Please take the lines from the one holding "VASP 6.6.1 |" through the one holding "Task: How do" in the data below and copy them exactly.

•••

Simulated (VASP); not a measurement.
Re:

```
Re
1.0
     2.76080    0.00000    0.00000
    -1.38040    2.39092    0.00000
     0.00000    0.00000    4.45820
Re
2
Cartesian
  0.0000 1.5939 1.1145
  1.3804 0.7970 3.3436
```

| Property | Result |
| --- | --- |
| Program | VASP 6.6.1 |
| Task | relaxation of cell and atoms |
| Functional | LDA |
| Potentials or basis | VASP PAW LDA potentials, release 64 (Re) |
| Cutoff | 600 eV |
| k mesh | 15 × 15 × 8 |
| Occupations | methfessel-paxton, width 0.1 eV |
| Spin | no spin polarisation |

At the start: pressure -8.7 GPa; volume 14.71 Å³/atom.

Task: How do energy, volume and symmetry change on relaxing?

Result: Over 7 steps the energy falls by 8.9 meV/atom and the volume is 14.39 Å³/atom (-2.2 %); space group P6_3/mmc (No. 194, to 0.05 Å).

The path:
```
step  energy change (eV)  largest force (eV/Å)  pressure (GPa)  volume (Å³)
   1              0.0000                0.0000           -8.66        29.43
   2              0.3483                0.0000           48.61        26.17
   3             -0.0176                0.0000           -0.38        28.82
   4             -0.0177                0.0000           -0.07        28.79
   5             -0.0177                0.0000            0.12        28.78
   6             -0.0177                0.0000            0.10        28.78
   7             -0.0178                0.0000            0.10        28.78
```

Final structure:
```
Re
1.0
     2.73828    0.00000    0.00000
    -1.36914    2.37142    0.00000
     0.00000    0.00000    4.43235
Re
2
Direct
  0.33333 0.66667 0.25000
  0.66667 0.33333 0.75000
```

•••

Your solution ->
| Program | VASP 6.6.1 |
| Task | relaxation of cell and atoms |
| Functional | LDA |
| Potentials or basis | VASP PAW LDA potentials, release 64 (Re) |
| Cutoff | 600 eV |
| k mesh | 15 × 15 × 8 |
| Occupations | methfessel-paxton, width 0.1 eV |
| Spin | no spin polarisation |

At the start: pressure -8.7 GPa; volume 14.71 Å³/atom.

Task: How do energy, volume and symmetry change on relaxing?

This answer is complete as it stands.